• Listed entries:
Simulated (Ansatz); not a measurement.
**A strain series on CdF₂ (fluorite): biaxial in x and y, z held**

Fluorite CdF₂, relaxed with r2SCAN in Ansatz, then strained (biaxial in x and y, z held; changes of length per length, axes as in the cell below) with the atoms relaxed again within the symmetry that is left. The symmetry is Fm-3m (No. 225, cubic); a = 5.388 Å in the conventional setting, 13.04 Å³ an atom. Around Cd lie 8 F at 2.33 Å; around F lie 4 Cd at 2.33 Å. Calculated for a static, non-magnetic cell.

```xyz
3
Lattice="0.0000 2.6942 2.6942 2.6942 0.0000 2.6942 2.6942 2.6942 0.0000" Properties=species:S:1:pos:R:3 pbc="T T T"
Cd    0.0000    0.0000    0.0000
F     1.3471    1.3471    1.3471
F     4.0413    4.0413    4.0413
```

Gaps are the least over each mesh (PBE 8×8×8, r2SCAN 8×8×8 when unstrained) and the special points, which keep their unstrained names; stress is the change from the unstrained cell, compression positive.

• Action item:
The listing above should be returned in full, exactly as shown.

• Answer area:
Simulated (Ansatz); not a measurement.
**A strain series on CdF₂ (fluorite): biaxial in x and y, z held**

Fluorite CdF₂, relaxed with r2SCAN in Ansatz, then strained (biaxial in x and y, z held; changes of length per length, axes as in the cell below) with the atoms relaxed again within the symmetry that is left. The symmetry is Fm-3m (No. 225, cubic); a = 5.388 Å in the conventional setting, 13.04 Å³ an atom. Around Cd lie 8 F at 2.33 Å; around F lie 4 Cd at 2.33 Å. Calculated for a static, non-magnetic cell.

```xyz
3
Lattice="0.0000 2.6942 2.6942 2.6942 0.0000 2.6942 2.6942 2.6942 0.0000" Properties=species:S:1:pos:R:3 pbc="T T T"
Cd    0.0000    0.0000    0.0000
F     1.3471    1.3471    1.3471
F     4.0413    4.0413    4.0413
```

Gaps are the least over each mesh (PBE 8×8×8, r2SCAN 8×8×8 when unstrained) and the special points, which keep their unstrained names; stress is the change from the unstrained cell, compression positive.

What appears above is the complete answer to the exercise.